* _Data to examine_:
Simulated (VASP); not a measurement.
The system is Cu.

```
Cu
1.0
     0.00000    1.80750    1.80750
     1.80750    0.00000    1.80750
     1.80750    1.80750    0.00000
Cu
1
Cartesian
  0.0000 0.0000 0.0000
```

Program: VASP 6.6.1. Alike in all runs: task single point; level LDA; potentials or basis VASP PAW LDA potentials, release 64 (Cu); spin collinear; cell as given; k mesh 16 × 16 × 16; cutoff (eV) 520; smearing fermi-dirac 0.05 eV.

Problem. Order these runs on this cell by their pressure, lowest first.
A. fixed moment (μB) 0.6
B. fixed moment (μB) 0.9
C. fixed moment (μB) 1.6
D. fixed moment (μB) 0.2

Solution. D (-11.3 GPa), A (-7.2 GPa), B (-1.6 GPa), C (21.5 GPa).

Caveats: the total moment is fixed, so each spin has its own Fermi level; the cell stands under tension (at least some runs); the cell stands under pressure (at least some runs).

* _Work task_: When you reach the line with "Program: VASP 6.6.1." in the records above, start writing out lines exactly, and stop once the line with "Solution. D (-11.3" has been written; include nothing else.

* _Exercise response_:
Program: VASP 6.6.1. Alike in all runs: task single point; level LDA; potentials or basis VASP PAW LDA potentials, release 64 (Cu); spin collinear; cell as given; k mesh 16 × 16 × 16; cutoff (eV) 520; smearing fermi-dirac 0.05 eV.

Problem. Order these runs on this cell by their pressure, lowest first.
A. fixed moment (μB) 0.6
B. fixed moment (μB) 0.9
C. fixed moment (μB) 1.6
D. fixed moment (μB) 0.2

Solution. D (-11.3 GPa), A (-7.2 GPa), B (-1.6 GPa), C (21.5 GPa).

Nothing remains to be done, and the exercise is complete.